WORK ORDER: Every line below needs to be returned exactly as written.

--------------------------------------------------
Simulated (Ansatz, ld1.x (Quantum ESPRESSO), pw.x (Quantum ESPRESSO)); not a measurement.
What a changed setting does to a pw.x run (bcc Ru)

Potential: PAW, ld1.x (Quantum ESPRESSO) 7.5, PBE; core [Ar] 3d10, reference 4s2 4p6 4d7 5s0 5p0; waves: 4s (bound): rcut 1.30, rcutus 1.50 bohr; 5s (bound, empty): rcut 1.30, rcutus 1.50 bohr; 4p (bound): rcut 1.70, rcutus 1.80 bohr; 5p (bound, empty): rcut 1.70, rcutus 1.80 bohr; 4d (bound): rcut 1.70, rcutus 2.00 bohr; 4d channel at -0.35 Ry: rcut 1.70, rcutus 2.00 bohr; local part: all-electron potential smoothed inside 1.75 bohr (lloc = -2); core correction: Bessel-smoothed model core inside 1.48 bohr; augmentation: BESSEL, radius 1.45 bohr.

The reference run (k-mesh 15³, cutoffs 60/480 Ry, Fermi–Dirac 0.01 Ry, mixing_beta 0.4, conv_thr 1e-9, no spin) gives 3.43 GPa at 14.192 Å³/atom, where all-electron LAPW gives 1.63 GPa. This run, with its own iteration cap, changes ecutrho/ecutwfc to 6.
--------------------------------------------------

ANSWER AREA:
Simulated (Ansatz, ld1.x (Quantum ESPRESSO), pw.x (Quantum ESPRESSO)); not a measurement.
What a changed setting does to a pw.x run (bcc Ru)

Potential: PAW, ld1.x (Quantum ESPRESSO) 7.5, PBE; core [Ar] 3d10, reference 4s2 4p6 4d7 5s0 5p0; waves: 4s (bound): rcut 1.30, rcutus 1.50 bohr; 5s (bound, empty): rcut 1.30, rcutus 1.50 bohr; 4p (bound): rcut 1.70, rcutus 1.80 bohr; 5p (bound, empty): rcut 1.70, rcutus 1.80 bohr; 4d (bound): rcut 1.70, rcutus 2.00 bohr; 4d channel at -0.35 Ry: rcut 1.70, rcutus 2.00 bohr; local part: all-electron potential smoothed inside 1.75 bohr (lloc = -2); core correction: Bessel-smoothed model core inside 1.48 bohr; augmentation: BESSEL, radius 1.45 bohr.

The reference run (k-mesh 15³, cutoffs 60/480 Ry, Fermi–Dirac 0.01 Ry, mixing_beta 0.4, conv_thr 1e-9, no spin) gives 3.43 GPa at 14.192 Å³/atom, where all-electron LAPW gives 1.63 GPa. This run, with its own iteration cap, changes ecutrho/ecutwfc to 6.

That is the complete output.